• ASSIGNMENT:
Below are records; reproduce exactly the lines from the first through the one containing "- k mesh: 8 × 8 × 8".

• PROVIDED INFORMATION:
=== Begin Enclosure ===

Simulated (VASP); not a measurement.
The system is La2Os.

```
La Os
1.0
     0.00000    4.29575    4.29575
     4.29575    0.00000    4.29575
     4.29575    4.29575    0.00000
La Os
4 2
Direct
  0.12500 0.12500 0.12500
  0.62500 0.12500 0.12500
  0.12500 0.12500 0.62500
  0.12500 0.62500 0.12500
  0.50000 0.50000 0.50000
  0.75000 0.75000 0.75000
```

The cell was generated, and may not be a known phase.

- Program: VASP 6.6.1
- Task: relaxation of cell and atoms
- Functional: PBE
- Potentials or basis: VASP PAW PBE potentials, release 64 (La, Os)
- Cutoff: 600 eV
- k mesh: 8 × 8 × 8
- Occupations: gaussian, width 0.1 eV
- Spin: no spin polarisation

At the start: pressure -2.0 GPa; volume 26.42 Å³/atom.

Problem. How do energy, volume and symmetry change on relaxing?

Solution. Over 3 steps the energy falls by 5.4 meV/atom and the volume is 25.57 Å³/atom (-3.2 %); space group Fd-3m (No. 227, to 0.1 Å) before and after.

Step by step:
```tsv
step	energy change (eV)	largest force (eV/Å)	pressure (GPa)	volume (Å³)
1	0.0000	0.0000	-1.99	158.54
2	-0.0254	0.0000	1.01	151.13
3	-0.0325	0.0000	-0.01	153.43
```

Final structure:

=== End Enclosure ===

• WRITTEN ANSWER:
Simulated (VASP); not a measurement.
The system is La2Os.

```
La Os
1.0
     0.00000    4.29575    4.29575
     4.29575    0.00000    4.29575
     4.29575    4.29575    0.00000
La Os
4 2
Direct
  0.12500 0.12500 0.12500
  0.62500 0.12500 0.12500
  0.12500 0.12500 0.62500
  0.12500 0.62500 0.12500
  0.50000 0.50000 0.50000
  0.75000 0.75000 0.75000
```

The cell was generated, and may not be a known phase.

- Program: VASP 6.6.1
- Task: relaxation of cell and atoms
- Functional: PBE
- Potentials or basis: VASP PAW PBE potentials, release 64 (La, Os)
- Cutoff: 600 eV
- k mesh: 8 × 8 × 8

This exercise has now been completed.